Data listing:
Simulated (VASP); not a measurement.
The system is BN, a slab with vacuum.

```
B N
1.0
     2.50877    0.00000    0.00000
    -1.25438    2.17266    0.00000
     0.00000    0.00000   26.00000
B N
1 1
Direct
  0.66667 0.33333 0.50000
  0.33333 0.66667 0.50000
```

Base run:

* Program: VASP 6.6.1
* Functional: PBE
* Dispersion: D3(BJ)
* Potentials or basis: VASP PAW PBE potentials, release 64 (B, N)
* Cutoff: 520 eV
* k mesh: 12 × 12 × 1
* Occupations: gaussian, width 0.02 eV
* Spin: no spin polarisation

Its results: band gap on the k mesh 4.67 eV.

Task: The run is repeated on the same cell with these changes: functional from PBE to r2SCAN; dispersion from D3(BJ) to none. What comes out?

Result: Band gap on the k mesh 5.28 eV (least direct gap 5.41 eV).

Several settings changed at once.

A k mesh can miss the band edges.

Work item:
An exact reproduction of the listing is required, covering every entry.

Exercise output:
Simulated (VASP); not a measurement.
The system is BN, a slab with vacuum.

```
B N
1.0
     2.50877    0.00000    0.00000
    -1.25438    2.17266    0.00000
     0.00000    0.00000   26.00000
B N
1 1
Direct
  0.66667 0.33333 0.50000
  0.33333 0.66667 0.50000
```

Base run:

* Program: VASP 6.6.1
* Functional: PBE
* Dispersion: D3(BJ)
* Potentials or basis: VASP PAW PBE potentials, release 64 (B, N)
* Cutoff: 520 eV
* k mesh: 12 × 12 × 1
* Occupations: gaussian, width 0.02 eV
* Spin: no spin polarisation

Its results: band gap on the k mesh 4.67 eV.

Task: The run is repeated on the same cell with these changes: functional from PBE to r2SCAN; dispersion from D3(BJ) to none. What comes out?

Result: Band gap on the k mesh 5.28 eV (least direct gap 5.41 eV).

Several settings changed at once.

A k mesh can miss the band edges.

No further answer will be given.